*** Opening of Dataset excerpts ***
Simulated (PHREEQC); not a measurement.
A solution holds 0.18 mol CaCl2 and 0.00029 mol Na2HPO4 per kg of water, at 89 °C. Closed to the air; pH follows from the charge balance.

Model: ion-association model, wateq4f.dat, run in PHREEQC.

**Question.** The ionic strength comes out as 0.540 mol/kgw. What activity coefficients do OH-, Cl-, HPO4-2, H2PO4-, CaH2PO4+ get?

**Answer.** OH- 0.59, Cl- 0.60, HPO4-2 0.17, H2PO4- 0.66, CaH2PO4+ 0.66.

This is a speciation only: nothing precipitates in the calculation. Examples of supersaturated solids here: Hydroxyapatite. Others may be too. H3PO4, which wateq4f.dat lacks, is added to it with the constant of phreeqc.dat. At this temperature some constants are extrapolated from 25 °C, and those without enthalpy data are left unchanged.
*** Close of Dataset excerpts ***

_Activity_
Take the line above containing "H2PO4-, CaH2PO4+ get?", the line containing "0.66, CaH2PO4+ 0.66.", and all lines in between, and copy them exactly without anything else.

_Your solution_
**Question.** The ionic strength comes out as 0.540 mol/kgw. What activity coefficients do OH-, Cl-, HPO4-2, H2PO4-, CaH2PO4+ get?

**Answer.** OH- 0.59, Cl- 0.60, HPO4-2 0.17, H2PO4- 0.66, CaH2PO4+ 0.66.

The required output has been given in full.